DATA RECORDS:
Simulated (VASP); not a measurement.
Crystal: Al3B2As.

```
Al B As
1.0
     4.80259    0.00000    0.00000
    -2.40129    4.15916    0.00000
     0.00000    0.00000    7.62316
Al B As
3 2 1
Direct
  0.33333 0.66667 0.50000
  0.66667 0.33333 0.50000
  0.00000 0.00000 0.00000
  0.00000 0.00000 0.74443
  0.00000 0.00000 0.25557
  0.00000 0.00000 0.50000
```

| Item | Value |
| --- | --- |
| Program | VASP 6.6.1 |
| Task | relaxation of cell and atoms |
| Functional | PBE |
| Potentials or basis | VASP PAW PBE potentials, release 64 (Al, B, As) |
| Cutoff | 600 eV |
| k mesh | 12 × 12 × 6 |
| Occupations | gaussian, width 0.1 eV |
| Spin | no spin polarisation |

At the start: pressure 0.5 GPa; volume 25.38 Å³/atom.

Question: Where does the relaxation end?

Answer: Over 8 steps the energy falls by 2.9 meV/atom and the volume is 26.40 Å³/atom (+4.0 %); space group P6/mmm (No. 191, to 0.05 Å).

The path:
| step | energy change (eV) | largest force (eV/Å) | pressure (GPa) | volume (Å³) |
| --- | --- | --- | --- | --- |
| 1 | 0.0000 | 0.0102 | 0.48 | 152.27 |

WORK ITEM:
Transcribe the records above in full, exactly as they stand.

RESPONSE:
Simulated (VASP); not a measurement.
Crystal: Al3B2As.

```
Al B As
1.0
     4.80259    0.00000    0.00000
    -2.40129    4.15916    0.00000
     0.00000    0.00000    7.62316
Al B As
3 2 1
Direct
  0.33333 0.66667 0.50000
  0.66667 0.33333 0.50000
  0.00000 0.00000 0.00000
  0.00000 0.00000 0.74443
  0.00000 0.00000 0.25557
  0.00000 0.00000 0.50000
```

| Item | Value |
| --- | --- |
| Program | VASP 6.6.1 |
| Task | relaxation of cell and atoms |
| Functional | PBE |
| Potentials or basis | VASP PAW PBE potentials, release 64 (Al, B, As) |
| Cutoff | 600 eV |
| k mesh | 12 × 12 × 6 |
| Occupations | gaussian, width 0.1 eV |
| Spin | no spin polarisation |

At the start: pressure 0.5 GPa; volume 25.38 Å³/atom.

Question: Where does the relaxation end?

Answer: Over 8 steps the energy falls by 2.9 meV/atom and the volume is 26.40 Å³/atom (+4.0 %); space group P6/mmm (No. 191, to 0.05 Å).

The path:
| step | energy change (eV) | largest force (eV/Å) | pressure (GPa) | volume (Å³) |
| --- | --- | --- | --- | --- |
| 1 | 0.0000 | 0.0102 | 0.48 | 152.27 |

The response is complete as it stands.